Given entries ::
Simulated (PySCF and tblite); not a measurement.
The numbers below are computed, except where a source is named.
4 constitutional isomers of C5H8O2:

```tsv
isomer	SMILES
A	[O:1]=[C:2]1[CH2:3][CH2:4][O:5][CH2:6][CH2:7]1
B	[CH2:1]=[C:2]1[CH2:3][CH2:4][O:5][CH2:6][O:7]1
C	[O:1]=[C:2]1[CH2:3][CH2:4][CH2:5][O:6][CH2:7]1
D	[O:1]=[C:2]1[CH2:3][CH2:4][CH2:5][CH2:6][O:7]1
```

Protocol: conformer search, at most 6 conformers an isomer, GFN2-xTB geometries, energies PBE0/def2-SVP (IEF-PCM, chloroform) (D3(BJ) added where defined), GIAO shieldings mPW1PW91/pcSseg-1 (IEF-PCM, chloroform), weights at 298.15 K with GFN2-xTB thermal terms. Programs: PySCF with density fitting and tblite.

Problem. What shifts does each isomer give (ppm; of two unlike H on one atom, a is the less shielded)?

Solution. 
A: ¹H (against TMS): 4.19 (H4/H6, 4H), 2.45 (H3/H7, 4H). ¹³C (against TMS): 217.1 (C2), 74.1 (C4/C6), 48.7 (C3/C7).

Work order :: Using the records above, output exactly the lines from the first through the line that contains "Protocol: conformer search, at", with both of those included.

Answer section ::
Simulated (PySCF and tblite); not a measurement.
The numbers below are computed, except where a source is named.
4 constitutional isomers of C5H8O2:

```tsv
isomer	SMILES
A	[O:1]=[C:2]1[CH2:3][CH2:4][O:5][CH2:6][CH2:7]1
B	[CH2:1]=[C:2]1[CH2:3][CH2:4][O:5][CH2:6][O:7]1
C	[O:1]=[C:2]1[CH2:3][CH2:4][CH2:5][O:6][CH2:7]1
D	[O:1]=[C:2]1[CH2:3][CH2:4][CH2:5][CH2:6][O:7]1
```

Protocol: conformer search, at most 6 conformers an isomer, GFN2-xTB geometries, energies PBE0/def2-SVP (IEF-PCM, chloroform) (D3(BJ) added where defined), GIAO shieldings mPW1PW91/pcSseg-1 (IEF-PCM, chloroform), weights at 298.15 K with GFN2-xTB thermal terms. Programs: PySCF with density fitting and tblite.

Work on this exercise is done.